• [Required action]: When the line with "- orbital gap = 3.76 eV" appears below, start repeating lines exactly, and keep going through the line with "- solvation energy, GFN2-xTB/ALPB(water)"; add nothing outside that span.

• [Source information]:
········

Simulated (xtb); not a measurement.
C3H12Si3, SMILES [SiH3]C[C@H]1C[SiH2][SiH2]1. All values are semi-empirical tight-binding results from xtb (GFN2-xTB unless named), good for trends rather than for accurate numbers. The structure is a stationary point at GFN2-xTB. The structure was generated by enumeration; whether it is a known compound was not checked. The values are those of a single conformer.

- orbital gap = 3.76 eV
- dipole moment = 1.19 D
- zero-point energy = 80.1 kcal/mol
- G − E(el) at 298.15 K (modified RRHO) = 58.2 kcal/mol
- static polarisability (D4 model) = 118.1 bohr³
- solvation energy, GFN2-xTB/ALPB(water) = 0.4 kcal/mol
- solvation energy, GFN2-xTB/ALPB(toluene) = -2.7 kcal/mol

········

• [Exercise solution]:
- orbital gap = 3.76 eV
- dipole moment = 1.19 D
- zero-point energy = 80.1 kcal/mol
- G − E(el) at 298.15 K (modified RRHO) = 58.2 kcal/mol
- static polarisability (D4 model) = 118.1 bohr³
- solvation energy, GFN2-xTB/ALPB(water) = 0.4 kcal/mol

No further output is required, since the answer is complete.